Nothing in the entries below may be altered; print them as they stand.

Start of Block

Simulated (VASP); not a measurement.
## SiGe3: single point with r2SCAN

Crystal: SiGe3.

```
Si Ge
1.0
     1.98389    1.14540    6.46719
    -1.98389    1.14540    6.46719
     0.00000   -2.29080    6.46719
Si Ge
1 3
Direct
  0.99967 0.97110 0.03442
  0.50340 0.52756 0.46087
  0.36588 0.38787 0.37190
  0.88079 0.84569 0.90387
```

End of Block

* [Solution]
Simulated (VASP); not a measurement.
## SiGe3: single point with r2SCAN

Crystal: SiGe3.

```
Si Ge
1.0
     1.98389    1.14540    6.46719
    -1.98389    1.14540    6.46719
     0.00000   -2.29080    6.46719
Si Ge
1 3
Direct
  0.99967 0.97110 0.03442
  0.50340 0.52756 0.46087
  0.36588 0.38787 0.37190
  0.88079 0.84569 0.90387
```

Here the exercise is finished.